● **Requirement**: Copy the listing that follows, line for line, without a single difference.

>>

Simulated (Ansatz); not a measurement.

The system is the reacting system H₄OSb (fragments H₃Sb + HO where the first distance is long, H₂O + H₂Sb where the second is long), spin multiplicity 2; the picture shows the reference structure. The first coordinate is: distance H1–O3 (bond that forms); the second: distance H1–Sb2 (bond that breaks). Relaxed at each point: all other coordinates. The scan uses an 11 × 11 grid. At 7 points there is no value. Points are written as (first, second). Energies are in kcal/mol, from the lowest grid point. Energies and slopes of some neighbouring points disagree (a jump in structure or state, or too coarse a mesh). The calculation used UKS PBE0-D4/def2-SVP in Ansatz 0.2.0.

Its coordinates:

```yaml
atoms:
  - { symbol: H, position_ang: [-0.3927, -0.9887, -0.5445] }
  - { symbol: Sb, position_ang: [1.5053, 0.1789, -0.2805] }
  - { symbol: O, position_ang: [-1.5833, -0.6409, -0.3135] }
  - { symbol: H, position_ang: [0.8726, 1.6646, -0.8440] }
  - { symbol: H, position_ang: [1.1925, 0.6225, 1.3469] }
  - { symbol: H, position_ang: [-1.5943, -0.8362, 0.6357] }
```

<<

● **Task result**:
Simulated (Ansatz); not a measurement.

The system is the reacting system H₄OSb (fragments H₃Sb + HO where the first distance is long, H₂O + H₂Sb where the second is long), spin multiplicity 2; the picture shows the reference structure. The first coordinate is: distance H1–O3 (bond that forms); the second: distance H1–Sb2 (bond that breaks). Relaxed at each point: all other coordinates. The scan uses an 11 × 11 grid. At 7 points there is no value. Points are written as (first, second). Energies are in kcal/mol, from the lowest grid point. Energies and slopes of some neighbouring points disagree (a jump in structure or state, or too coarse a mesh). The calculation used UKS PBE0-D4/def2-SVP in Ansatz 0.2.0.

Its coordinates:

```yaml
atoms:
  - { symbol: H, position_ang: [-0.3927, -0.9887, -0.5445] }
  - { symbol: Sb, position_ang: [1.5053, 0.1789, -0.2805] }
  - { symbol: O, position_ang: [-1.5833, -0.6409, -0.3135] }
  - { symbol: H, position_ang: [0.8726, 1.6646, -0.8440] }
  - { symbol: H, position_ang: [1.1925, 0.6225, 1.3469] }
  - { symbol: H, position_ang: [-1.5943, -0.8362, 0.6357] }
```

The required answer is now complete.